## Action item
Starting with the line that contains "- PBE-D3(BJ)/def2-SVP // GFN2-xTB (Psi4)" and stopping after the line that contains "-0.1 | 0.5 | -0.6 |", return each line below exactly as written, with no others.

## Dataset records
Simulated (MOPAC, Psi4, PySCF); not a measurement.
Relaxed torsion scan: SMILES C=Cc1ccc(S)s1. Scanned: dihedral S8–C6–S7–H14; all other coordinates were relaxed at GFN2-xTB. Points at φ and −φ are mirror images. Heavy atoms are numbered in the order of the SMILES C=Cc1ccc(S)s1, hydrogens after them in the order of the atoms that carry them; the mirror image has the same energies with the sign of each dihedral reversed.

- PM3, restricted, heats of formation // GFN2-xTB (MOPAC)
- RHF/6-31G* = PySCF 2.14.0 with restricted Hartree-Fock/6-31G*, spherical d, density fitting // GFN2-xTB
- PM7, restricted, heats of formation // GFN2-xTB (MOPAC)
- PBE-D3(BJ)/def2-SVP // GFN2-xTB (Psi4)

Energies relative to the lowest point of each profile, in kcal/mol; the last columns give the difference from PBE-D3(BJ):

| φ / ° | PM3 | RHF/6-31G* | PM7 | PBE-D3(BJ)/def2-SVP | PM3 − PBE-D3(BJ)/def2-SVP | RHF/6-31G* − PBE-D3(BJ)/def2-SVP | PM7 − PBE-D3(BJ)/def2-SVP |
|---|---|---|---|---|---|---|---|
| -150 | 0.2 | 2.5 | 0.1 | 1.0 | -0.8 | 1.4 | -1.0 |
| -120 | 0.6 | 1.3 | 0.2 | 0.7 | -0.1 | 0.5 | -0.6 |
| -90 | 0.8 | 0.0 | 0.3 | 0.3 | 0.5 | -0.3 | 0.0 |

## Written solution
- PBE-D3(BJ)/def2-SVP // GFN2-xTB (Psi4)

Energies relative to the lowest point of each profile, in kcal/mol; the last columns give the difference from PBE-D3(BJ):

| φ / ° | PM3 | RHF/6-31G* | PM7 | PBE-D3(BJ)/def2-SVP | PM3 − PBE-D3(BJ)/def2-SVP | RHF/6-31G* − PBE-D3(BJ)/def2-SVP | PM7 − PBE-D3(BJ)/def2-SVP |
|---|---|---|---|---|---|---|---|
| -150 | 0.2 | 2.5 | 0.1 | 1.0 | -0.8 | 1.4 | -1.0 |
| -120 | 0.6 | 1.3 | 0.2 | 0.7 | -0.1 | 0.5 | -0.6 |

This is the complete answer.